Set down, please, without alteration, the lines of the entries below from the first through the one containing "(2) Which of".

*** DATA EXTRACT ***
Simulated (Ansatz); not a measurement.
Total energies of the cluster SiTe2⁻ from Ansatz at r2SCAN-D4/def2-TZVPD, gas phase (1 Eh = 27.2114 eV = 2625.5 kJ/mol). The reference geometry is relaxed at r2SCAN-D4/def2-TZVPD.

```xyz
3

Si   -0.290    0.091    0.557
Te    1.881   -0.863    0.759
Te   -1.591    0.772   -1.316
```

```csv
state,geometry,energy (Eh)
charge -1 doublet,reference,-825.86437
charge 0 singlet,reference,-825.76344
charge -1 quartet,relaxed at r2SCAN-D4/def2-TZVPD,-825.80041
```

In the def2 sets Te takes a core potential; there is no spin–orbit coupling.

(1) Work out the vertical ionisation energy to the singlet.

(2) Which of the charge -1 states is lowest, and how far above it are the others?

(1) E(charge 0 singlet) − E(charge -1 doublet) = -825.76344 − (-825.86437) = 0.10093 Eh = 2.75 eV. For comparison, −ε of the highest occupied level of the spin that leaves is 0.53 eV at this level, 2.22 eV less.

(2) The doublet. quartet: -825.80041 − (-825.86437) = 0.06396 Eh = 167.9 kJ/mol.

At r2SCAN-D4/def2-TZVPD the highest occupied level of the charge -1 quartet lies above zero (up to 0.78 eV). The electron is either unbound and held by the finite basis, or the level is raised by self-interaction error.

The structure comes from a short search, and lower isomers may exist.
*** End of DATA EXTRACT ***

EXERCISE ANSWER ▸
Simulated (Ansatz); not a measurement.
Total energies of the cluster SiTe2⁻ from Ansatz at r2SCAN-D4/def2-TZVPD, gas phase (1 Eh = 27.2114 eV = 2625.5 kJ/mol). The reference geometry is relaxed at r2SCAN-D4/def2-TZVPD.

```xyz
3

Si   -0.290    0.091    0.557
Te    1.881   -0.863    0.759
Te   -1.591    0.772   -1.316
```

```csv
state,geometry,energy (Eh)
charge -1 doublet,reference,-825.86437
charge 0 singlet,reference,-825.76344
charge -1 quartet,relaxed at r2SCAN-D4/def2-TZVPD,-825.80041
```

In the def2 sets Te takes a core potential; there is no spin–orbit coupling.

(1) Work out the vertical ionisation energy to the singlet.

(2) Which of the charge -1 states is lowest, and how far above it are the others?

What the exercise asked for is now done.